### Work task
The data that follows should be copied out exactly.

::: Source data

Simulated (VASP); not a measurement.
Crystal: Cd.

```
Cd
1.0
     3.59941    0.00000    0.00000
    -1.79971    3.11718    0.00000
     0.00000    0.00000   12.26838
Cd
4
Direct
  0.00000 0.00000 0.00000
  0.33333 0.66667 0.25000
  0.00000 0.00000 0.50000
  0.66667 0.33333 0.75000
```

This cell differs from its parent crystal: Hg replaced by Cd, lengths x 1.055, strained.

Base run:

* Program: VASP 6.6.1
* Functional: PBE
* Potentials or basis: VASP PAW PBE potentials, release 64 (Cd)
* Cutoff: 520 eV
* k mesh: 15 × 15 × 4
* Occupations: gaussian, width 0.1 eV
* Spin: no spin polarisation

::::::

### Your response
Simulated (VASP); not a measurement.
Crystal: Cd.

```
Cd
1.0
     3.59941    0.00000    0.00000
    -1.79971    3.11718    0.00000
     0.00000    0.00000   12.26838
Cd
4
Direct
  0.00000 0.00000 0.00000
  0.33333 0.66667 0.25000
  0.00000 0.00000 0.50000
  0.66667 0.33333 0.75000
```

This cell differs from its parent crystal: Hg replaced by Cd, lengths x 1.055, strained.

Base run:

* Program: VASP 6.6.1
* Functional: PBE
* Potentials or basis: VASP PAW PBE potentials, release 64 (Cd)
* Cutoff: 520 eV
* k mesh: 15 × 15 × 4
* Occupations: gaussian, width 0.1 eV
* Spin: no spin polarisation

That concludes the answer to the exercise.